_REQUIRED ACTION:_ Using the records that appear below, write out exactly the lines from the one with "The change in" through the one with "Reference input (self-consistent", keeping both end lines.

_DATASET RECORDS:_
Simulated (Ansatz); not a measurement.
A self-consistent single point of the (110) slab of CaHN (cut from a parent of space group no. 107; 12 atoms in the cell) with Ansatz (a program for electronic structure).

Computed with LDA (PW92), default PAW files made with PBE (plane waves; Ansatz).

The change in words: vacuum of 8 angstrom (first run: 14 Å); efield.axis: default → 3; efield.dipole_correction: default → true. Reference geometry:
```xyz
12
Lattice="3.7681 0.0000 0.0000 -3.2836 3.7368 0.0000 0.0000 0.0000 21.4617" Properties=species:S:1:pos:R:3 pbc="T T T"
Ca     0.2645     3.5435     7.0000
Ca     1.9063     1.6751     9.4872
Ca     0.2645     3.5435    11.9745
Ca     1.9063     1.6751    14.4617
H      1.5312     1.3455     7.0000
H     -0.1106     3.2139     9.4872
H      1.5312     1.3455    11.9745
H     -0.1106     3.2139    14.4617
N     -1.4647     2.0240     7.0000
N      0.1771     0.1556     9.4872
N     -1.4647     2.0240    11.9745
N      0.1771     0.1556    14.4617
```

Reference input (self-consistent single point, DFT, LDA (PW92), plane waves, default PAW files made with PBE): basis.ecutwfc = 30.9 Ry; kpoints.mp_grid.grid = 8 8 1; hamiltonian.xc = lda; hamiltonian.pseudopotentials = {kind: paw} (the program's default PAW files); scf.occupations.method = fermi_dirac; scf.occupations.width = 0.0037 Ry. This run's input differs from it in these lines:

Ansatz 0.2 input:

_ANSWER AREA:_
The change in words: vacuum of 8 angstrom (first run: 14 Å); efield.axis: default → 3; efield.dipole_correction: default → true. Reference geometry:
```xyz
12
Lattice="3.7681 0.0000 0.0000 -3.2836 3.7368 0.0000 0.0000 0.0000 21.4617" Properties=species:S:1:pos:R:3 pbc="T T T"
Ca     0.2645     3.5435     7.0000
Ca     1.9063     1.6751     9.4872
Ca     0.2645     3.5435    11.9745
Ca     1.9063     1.6751    14.4617
H      1.5312     1.3455     7.0000
H     -0.1106     3.2139     9.4872
H      1.5312     1.3455    11.9745
H     -0.1106     3.2139    14.4617
N     -1.4647     2.0240     7.0000
N      0.1771     0.1556     9.4872
N     -1.4647     2.0240    11.9745
N      0.1771     0.1556    14.4617
```

Reference input (self-consistent single point, DFT, LDA (PW92), plane waves, default PAW files made with PBE): basis.ecutwfc = 30.9 Ry; kpoints.mp_grid.grid = 8 8 1; hamiltonian.xc = lda; hamiltonian.pseudopotentials = {kind: paw} (the program's default PAW files); scf.occupations.method = fermi_dirac; scf.occupations.width = 0.0037 Ry. This run's input differs from it in these lines:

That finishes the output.